→ WORK TASK: Output, word for word, every line from the start of the listing down to and including the line that contains "(2) 0.129 eV/Å."; include nothing else.

→ DATA SUPPLIED:
··········

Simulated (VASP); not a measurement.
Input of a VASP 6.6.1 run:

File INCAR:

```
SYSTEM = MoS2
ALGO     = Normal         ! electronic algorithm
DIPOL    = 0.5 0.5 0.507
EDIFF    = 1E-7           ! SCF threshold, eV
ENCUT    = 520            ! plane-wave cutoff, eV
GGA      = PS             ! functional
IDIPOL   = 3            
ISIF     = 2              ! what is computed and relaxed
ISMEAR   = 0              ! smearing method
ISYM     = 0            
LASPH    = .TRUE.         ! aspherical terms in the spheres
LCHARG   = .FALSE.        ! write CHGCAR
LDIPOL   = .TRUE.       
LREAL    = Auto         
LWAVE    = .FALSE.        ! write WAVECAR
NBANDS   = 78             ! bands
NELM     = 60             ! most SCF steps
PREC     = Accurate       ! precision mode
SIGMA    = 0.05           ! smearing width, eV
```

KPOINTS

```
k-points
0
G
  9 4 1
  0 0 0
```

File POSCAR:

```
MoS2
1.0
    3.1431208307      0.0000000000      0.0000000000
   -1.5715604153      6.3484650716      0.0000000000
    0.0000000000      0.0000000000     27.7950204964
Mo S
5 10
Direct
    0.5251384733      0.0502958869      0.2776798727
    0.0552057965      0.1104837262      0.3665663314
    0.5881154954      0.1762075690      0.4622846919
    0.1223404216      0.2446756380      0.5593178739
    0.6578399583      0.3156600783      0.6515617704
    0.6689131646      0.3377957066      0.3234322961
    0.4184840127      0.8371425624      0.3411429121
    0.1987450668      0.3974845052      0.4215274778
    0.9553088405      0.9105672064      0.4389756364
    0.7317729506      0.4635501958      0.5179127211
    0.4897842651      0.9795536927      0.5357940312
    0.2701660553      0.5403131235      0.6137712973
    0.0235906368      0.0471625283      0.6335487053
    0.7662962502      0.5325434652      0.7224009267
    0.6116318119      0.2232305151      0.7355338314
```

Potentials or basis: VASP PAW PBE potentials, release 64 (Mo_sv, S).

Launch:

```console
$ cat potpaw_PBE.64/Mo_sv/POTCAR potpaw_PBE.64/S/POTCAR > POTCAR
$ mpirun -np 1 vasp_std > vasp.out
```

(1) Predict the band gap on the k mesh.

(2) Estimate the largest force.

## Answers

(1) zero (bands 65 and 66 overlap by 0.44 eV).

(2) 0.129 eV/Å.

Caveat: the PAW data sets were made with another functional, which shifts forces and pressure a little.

··········

→ EXERCISE ANSWER:
Simulated (VASP); not a measurement.
Input of a VASP 6.6.1 run:

File INCAR:

```
SYSTEM = MoS2
ALGO     = Normal         ! electronic algorithm
DIPOL    = 0.5 0.5 0.507
EDIFF    = 1E-7           ! SCF threshold, eV
ENCUT    = 520            ! plane-wave cutoff, eV
GGA      = PS             ! functional
IDIPOL   = 3            
ISIF     = 2              ! what is computed and relaxed
ISMEAR   = 0              ! smearing method
ISYM     = 0            
LASPH    = .TRUE.         ! aspherical terms in the spheres
LCHARG   = .FALSE.        ! write CHGCAR
LDIPOL   = .TRUE.       
LREAL    = Auto         
LWAVE    = .FALSE.        ! write WAVECAR
NBANDS   = 78             ! bands
NELM     = 60             ! most SCF steps
PREC     = Accurate       ! precision mode
SIGMA    = 0.05           ! smearing width, eV
```

KPOINTS

```
k-points
0
G
  9 4 1
  0 0 0
```

File POSCAR:

```
MoS2
1.0
    3.1431208307      0.0000000000      0.0000000000
   -1.5715604153      6.3484650716      0.0000000000
    0.0000000000      0.0000000000     27.7950204964
Mo S
5 10
Direct
    0.5251384733      0.0502958869      0.2776798727
    0.0552057965      0.1104837262      0.3665663314
    0.5881154954      0.1762075690      0.4622846919
    0.1223404216      0.2446756380      0.5593178739
    0.6578399583      0.3156600783      0.6515617704
    0.6689131646      0.3377957066      0.3234322961
    0.4184840127      0.8371425624      0.3411429121
    0.1987450668      0.3974845052      0.4215274778
    0.9553088405      0.9105672064      0.4389756364
    0.7317729506      0.4635501958      0.5179127211
    0.4897842651      0.9795536927      0.5357940312
    0.2701660553      0.5403131235      0.6137712973
    0.0235906368      0.0471625283      0.6335487053
    0.7662962502      0.5325434652      0.7224009267
    0.6116318119      0.2232305151      0.7355338314
```

Potentials or basis: VASP PAW PBE potentials, release 64 (Mo_sv, S).

Launch:

```console
$ cat potpaw_PBE.64/Mo_sv/POTCAR potpaw_PBE.64/S/POTCAR > POTCAR
$ mpirun -np 1 vasp_std > vasp.out
```

(1) Predict the band gap on the k mesh.

(2) Estimate the largest force.

## Answers

(1) zero (bands 65 and 66 overlap by 0.44 eV).

(2) 0.129 eV/Å.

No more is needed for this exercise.